Required action:
Please print every line of the listing, unchanged.

Listed records:

[Start of section]

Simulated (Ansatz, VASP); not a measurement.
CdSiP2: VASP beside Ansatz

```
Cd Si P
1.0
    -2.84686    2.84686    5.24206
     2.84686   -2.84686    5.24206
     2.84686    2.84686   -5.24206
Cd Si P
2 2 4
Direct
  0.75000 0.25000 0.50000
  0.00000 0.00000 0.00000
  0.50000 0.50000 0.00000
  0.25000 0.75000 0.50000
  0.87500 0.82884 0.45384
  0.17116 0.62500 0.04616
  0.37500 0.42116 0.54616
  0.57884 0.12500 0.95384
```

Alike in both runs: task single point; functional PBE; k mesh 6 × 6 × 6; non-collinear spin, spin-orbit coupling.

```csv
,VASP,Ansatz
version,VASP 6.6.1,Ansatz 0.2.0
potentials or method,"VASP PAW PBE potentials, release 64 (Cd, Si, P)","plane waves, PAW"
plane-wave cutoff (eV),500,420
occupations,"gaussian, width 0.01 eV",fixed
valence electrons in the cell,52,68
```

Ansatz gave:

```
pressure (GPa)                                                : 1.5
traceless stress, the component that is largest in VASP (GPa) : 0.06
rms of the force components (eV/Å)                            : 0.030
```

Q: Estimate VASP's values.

[End of section]

Response:
Simulated (Ansatz, VASP); not a measurement.
CdSiP2: VASP beside Ansatz

```
Cd Si P
1.0
    -2.84686    2.84686    5.24206
     2.84686   -2.84686    5.24206
     2.84686    2.84686   -5.24206
Cd Si P
2 2 4
Direct
  0.75000 0.25000 0.50000
  0.00000 0.00000 0.00000
  0.50000 0.50000 0.00000
  0.25000 0.75000 0.50000
  0.87500 0.82884 0.45384
  0.17116 0.62500 0.04616
  0.37500 0.42116 0.54616
  0.57884 0.12500 0.95384
```

Alike in both runs: task single point; functional PBE; k mesh 6 × 6 × 6; non-collinear spin, spin-orbit coupling.

```csv
,VASP,Ansatz
version,VASP 6.6.1,Ansatz 0.2.0
potentials or method,"VASP PAW PBE potentials, release 64 (Cd, Si, P)","plane waves, PAW"
plane-wave cutoff (eV),500,420
occupations,"gaussian, width 0.01 eV",fixed
valence electrons in the cell,52,68
```

Ansatz gave:

```
pressure (GPa)                                                : 1.5
traceless stress, the component that is largest in VASP (GPa) : 0.06
rms of the force components (eV/Å)                            : 0.030
```

Q: Estimate VASP's values.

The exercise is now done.